BRIEF
Reproduce this listing in full.

========================
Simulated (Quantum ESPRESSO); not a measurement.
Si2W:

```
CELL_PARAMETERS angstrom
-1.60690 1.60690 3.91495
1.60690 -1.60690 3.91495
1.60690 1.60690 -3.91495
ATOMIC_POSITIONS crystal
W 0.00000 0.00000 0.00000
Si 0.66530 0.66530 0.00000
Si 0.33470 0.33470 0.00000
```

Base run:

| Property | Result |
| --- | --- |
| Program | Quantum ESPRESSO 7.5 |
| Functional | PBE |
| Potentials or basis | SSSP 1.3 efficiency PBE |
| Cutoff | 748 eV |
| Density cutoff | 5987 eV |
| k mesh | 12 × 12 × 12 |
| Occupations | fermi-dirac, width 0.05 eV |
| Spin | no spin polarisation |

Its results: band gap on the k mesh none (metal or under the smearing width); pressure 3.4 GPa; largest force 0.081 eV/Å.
========================

RESULT
Simulated (Quantum ESPRESSO); not a measurement.
Si2W:

```
CELL_PARAMETERS angstrom
-1.60690 1.60690 3.91495
1.60690 -1.60690 3.91495
1.60690 1.60690 -3.91495
ATOMIC_POSITIONS crystal
W 0.00000 0.00000 0.00000
Si 0.66530 0.66530 0.00000
Si 0.33470 0.33470 0.00000
```

Base run:

| Property | Result |
| --- | --- |
| Program | Quantum ESPRESSO 7.5 |
| Functional | PBE |
| Potentials or basis | SSSP 1.3 efficiency PBE |
| Cutoff | 748 eV |
| Density cutoff | 5987 eV |
| k mesh | 12 × 12 × 12 |
| Occupations | fermi-dirac, width 0.05 eV |
| Spin | no spin polarisation |

Its results: band gap on the k mesh none (metal or under the smearing width); pressure 3.4 GPa; largest force 0.081 eV/Å.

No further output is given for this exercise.